▸ Listed entries
──────────────────────────────
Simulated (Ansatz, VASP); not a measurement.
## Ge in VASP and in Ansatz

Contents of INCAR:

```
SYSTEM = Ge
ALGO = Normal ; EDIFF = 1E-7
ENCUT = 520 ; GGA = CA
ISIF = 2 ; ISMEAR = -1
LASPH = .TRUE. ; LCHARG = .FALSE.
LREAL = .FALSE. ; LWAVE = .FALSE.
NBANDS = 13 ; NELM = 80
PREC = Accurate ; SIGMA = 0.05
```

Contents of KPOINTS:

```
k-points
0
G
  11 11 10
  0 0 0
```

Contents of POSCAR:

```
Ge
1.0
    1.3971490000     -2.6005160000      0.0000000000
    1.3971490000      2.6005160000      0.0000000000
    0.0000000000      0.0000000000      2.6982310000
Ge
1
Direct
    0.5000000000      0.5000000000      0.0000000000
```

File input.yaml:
──────────────────────────────

▸ Task item
Each line of the material above should be restated word for word.

▸ Answer space
Simulated (Ansatz, VASP); not a measurement.
## Ge in VASP and in Ansatz

Contents of INCAR:

```
SYSTEM = Ge
ALGO = Normal ; EDIFF = 1E-7
ENCUT = 520 ; GGA = CA
ISIF = 2 ; ISMEAR = -1
LASPH = .TRUE. ; LCHARG = .FALSE.
LREAL = .FALSE. ; LWAVE = .FALSE.
NBANDS = 13 ; NELM = 80
PREC = Accurate ; SIGMA = 0.05
```

Contents of KPOINTS:

```
k-points
0
G
  11 11 10
  0 0 0
```

Contents of POSCAR:

```
Ge
1.0
    1.3971490000     -2.6005160000      0.0000000000
    1.3971490000      2.6005160000      0.0000000000
    0.0000000000      0.0000000000      2.6982310000
Ge
1
Direct
    0.5000000000      0.5000000000      0.0000000000
```

File input.yaml:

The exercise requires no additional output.